REQUIREMENT :: Output the complete listing. Match it exactly.

DATA SECTION ::
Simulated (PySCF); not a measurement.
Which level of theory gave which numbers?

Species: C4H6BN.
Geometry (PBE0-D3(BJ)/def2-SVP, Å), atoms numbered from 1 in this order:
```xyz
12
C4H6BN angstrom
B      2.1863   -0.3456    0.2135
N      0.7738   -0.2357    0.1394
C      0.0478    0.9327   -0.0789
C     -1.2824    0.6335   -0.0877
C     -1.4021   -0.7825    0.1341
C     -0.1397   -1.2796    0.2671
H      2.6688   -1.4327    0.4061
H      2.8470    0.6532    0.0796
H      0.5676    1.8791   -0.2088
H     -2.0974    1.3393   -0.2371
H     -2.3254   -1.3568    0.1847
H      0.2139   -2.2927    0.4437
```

RESPONSE ::
Simulated (PySCF); not a measurement.
Which level of theory gave which numbers?

Species: C4H6BN.
Geometry (PBE0-D3(BJ)/def2-SVP, Å), atoms numbered from 1 in this order:
```xyz
12
C4H6BN angstrom
B      2.1863   -0.3456    0.2135
N      0.7738   -0.2357    0.1394
C      0.0478    0.9327   -0.0789
C     -1.2824    0.6335   -0.0877
C     -1.4021   -0.7825    0.1341
C     -0.1397   -1.2796    0.2671
H      2.6688   -1.4327    0.4061
H      2.8470    0.6532    0.0796
H      0.5676    1.8791   -0.2088
H     -2.0974    1.3393   -0.2371
H     -2.3254   -1.3568    0.1847
H      0.2139   -2.2927    0.4437
```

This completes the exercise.